→ **ASSIGNMENT**
Provide an exact reproduction of every entry.

→ **DATASET CONTENT**
::::::::::

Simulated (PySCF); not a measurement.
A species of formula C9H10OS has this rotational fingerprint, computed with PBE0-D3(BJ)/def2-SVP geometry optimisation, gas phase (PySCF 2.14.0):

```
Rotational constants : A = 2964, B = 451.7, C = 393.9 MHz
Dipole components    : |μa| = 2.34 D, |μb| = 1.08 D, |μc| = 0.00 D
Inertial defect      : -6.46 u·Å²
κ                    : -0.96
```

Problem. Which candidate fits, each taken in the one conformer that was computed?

::::::::::

→ **TASK ANSWER**
Simulated (PySCF); not a measurement.
A species of formula C9H10OS has this rotational fingerprint, computed with PBE0-D3(BJ)/def2-SVP geometry optimisation, gas phase (PySCF 2.14.0):

```
Rotational constants : A = 2964, B = 451.7, C = 393.9 MHz
Dipole components    : |μa| = 2.34 D, |μb| = 1.08 D, |μc| = 0.00 D
Inertial defect      : -6.46 u·Å²
κ                    : -0.96
```

Problem. Which candidate fits, each taken in the one conformer that was computed?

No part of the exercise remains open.